◆ ◆ ◆ ◆ ◆

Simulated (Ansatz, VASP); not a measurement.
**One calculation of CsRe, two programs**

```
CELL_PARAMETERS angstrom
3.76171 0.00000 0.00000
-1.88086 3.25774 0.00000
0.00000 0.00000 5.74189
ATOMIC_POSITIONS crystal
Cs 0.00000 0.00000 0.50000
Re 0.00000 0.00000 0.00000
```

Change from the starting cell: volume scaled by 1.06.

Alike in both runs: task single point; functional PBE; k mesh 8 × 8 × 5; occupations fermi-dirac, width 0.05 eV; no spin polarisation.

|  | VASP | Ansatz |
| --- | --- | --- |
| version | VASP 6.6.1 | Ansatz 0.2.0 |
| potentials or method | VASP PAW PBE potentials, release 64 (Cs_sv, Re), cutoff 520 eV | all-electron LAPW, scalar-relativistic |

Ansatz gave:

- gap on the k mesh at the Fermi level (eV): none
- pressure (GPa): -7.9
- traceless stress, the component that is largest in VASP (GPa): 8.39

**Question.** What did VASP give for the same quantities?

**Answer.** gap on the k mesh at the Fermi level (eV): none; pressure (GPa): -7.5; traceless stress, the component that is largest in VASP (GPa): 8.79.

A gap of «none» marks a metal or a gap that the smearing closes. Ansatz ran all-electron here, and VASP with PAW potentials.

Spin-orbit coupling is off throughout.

◆ ◆ ◆ ◆ ◆

* Work instruction: Could you please copy the lines of the listing above exactly, from its first line through the line bearing "with PAW potentials.", and nothing more?

* Exercise solution:
Simulated (Ansatz, VASP); not a measurement.
**One calculation of CsRe, two programs**

```
CELL_PARAMETERS angstrom
3.76171 0.00000 0.00000
-1.88086 3.25774 0.00000
0.00000 0.00000 5.74189
ATOMIC_POSITIONS crystal
Cs 0.00000 0.00000 0.50000
Re 0.00000 0.00000 0.00000
```

Change from the starting cell: volume scaled by 1.06.

Alike in both runs: task single point; functional PBE; k mesh 8 × 8 × 5; occupations fermi-dirac, width 0.05 eV; no spin polarisation.

|  | VASP | Ansatz |
| --- | --- | --- |
| version | VASP 6.6.1 | Ansatz 0.2.0 |
| potentials or method | VASP PAW PBE potentials, release 64 (Cs_sv, Re), cutoff 520 eV | all-electron LAPW, scalar-relativistic |

Ansatz gave:

- gap on the k mesh at the Fermi level (eV): none
- pressure (GPa): -7.9
- traceless stress, the component that is largest in VASP (GPa): 8.39

**Question.** What did VASP give for the same quantities?

**Answer.** gap on the k mesh at the Fermi level (eV): none; pressure (GPa): -7.5; traceless stress, the component that is largest in VASP (GPa): 8.79.

A gap of «none» marks a metal or a gap that the smearing closes. Ansatz ran all-electron here, and VASP with PAW potentials.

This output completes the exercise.